Segment Start: Data for review

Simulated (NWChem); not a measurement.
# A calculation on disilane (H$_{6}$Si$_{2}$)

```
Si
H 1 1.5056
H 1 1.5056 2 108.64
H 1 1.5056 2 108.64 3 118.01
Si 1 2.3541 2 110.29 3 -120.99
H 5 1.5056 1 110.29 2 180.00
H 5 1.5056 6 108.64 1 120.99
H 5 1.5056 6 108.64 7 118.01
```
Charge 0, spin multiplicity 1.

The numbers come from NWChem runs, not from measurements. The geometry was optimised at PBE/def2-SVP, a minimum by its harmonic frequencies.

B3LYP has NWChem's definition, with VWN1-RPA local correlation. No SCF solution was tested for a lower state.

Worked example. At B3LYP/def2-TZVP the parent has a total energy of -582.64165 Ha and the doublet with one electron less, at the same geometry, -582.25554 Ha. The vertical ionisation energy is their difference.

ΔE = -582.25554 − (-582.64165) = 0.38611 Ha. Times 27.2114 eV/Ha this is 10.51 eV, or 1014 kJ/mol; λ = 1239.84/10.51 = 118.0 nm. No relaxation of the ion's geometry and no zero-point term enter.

Segment End: Data for review

**Work item**
From the entries above, restate word for word the lines from the line containing "# A calculation" to the line containing "Worked example. At", both ends included, and nothing more.

**Response area**
# A calculation on disilane (H$_{6}$Si$_{2}$)

```
Si
H 1 1.5056
H 1 1.5056 2 108.64
H 1 1.5056 2 108.64 3 118.01
Si 1 2.3541 2 110.29 3 -120.99
H 5 1.5056 1 110.29 2 180.00
H 5 1.5056 6 108.64 1 120.99
H 5 1.5056 6 108.64 7 118.01
```
Charge 0, spin multiplicity 1.

The numbers come from NWChem runs, not from measurements. The geometry was optimised at PBE/def2-SVP, a minimum by its harmonic frequencies.

B3LYP has NWChem's definition, with VWN1-RPA local correlation. No SCF solution was tested for a lower state.

Worked example. At B3LYP/def2-TZVP the parent has a total energy of -582.64165 Ha and the doublet with one electron less, at the same geometry, -582.25554 Ha. The vertical ionisation energy is their difference.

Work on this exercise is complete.